╭──
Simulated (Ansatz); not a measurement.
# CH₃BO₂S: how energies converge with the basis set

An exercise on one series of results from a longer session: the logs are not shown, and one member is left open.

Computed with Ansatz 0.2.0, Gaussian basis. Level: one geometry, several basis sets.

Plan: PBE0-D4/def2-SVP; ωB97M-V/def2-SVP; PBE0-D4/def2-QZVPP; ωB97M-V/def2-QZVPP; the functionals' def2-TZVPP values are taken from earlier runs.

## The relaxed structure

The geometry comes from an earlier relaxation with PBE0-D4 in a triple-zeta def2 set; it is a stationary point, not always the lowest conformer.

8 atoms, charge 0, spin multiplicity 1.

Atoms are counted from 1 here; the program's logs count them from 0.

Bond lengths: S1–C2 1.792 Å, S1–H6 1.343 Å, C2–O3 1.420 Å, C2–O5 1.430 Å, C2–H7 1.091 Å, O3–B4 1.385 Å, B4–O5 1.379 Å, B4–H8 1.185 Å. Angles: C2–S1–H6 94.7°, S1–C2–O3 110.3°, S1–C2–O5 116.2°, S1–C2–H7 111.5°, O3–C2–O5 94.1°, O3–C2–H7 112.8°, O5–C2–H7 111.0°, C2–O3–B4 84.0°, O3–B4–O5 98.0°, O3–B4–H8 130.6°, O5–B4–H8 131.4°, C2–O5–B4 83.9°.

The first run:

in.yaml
╰──

▸ **Assigned task**
Set down exactly the lines from the start of the records to the line with "An exercise on". Include that line, and add nothing more.

▸ **Task solution**
Simulated (Ansatz); not a measurement.
# CH₃BO₂S: how energies converge with the basis set

An exercise on one series of results from a longer session: the logs are not shown, and one member is left open.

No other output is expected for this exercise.